=== SUPPLIED MATERIAL ===
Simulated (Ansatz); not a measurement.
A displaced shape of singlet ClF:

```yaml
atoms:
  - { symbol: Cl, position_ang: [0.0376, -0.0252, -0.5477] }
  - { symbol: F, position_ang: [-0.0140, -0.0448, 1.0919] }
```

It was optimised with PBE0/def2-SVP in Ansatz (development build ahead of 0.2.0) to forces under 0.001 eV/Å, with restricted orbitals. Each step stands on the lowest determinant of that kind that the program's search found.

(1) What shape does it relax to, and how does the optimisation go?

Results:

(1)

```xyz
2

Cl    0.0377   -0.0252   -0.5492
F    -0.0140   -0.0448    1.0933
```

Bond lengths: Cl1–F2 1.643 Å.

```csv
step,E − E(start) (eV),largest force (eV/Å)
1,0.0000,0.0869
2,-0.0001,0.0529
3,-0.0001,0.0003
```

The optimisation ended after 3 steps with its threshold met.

=== WORK ITEM ===
An exact repeat of all the entries above is required.

=== EXERCISE OUTPUT ===
Simulated (Ansatz); not a measurement.
A displaced shape of singlet ClF:

```yaml
atoms:
  - { symbol: Cl, position_ang: [0.0376, -0.0252, -0.5477] }
  - { symbol: F, position_ang: [-0.0140, -0.0448, 1.0919] }
```

It was optimised with PBE0/def2-SVP in Ansatz (development build ahead of 0.2.0) to forces under 0.001 eV/Å, with restricted orbitals. Each step stands on the lowest determinant of that kind that the program's search found.

(1) What shape does it relax to, and how does the optimisation go?

Results:

(1)

```xyz
2

Cl    0.0377   -0.0252   -0.5492
F    -0.0140   -0.0448    1.0933
```

Bond lengths: Cl1–F2 1.643 Å.

```csv
step,E − E(start) (eV),largest force (eV/Å)
1,0.0000,0.0869
2,-0.0001,0.0529
3,-0.0001,0.0003
```

The optimisation ended after 3 steps with its threshold met.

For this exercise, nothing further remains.